Provided information.
-=-=-=-=-
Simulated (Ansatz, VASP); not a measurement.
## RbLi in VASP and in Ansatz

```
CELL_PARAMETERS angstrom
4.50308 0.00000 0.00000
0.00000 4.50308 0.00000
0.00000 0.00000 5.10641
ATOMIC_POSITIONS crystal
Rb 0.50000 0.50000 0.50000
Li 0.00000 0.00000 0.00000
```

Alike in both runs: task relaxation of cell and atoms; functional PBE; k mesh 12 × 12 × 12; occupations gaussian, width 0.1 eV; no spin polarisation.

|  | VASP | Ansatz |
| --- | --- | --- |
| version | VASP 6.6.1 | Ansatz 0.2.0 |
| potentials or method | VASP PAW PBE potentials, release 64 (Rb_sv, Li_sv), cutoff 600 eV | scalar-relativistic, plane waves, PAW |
-=-=-=-=-

Work request.
Return the full material exactly.

Exercise result.
Simulated (Ansatz, VASP); not a measurement.
## RbLi in VASP and in Ansatz

```
CELL_PARAMETERS angstrom
4.50308 0.00000 0.00000
0.00000 4.50308 0.00000
0.00000 0.00000 5.10641
ATOMIC_POSITIONS crystal
Rb 0.50000 0.50000 0.50000
Li 0.00000 0.00000 0.00000
```

Alike in both runs: task relaxation of cell and atoms; functional PBE; k mesh 12 × 12 × 12; occupations gaussian, width 0.1 eV; no spin polarisation.

|  | VASP | Ansatz |
| --- | --- | --- |
| version | VASP 6.6.1 | Ansatz 0.2.0 |
| potentials or method | VASP PAW PBE potentials, release 64 (Rb_sv, Li_sv), cutoff 600 eV | scalar-relativistic, plane waves, PAW |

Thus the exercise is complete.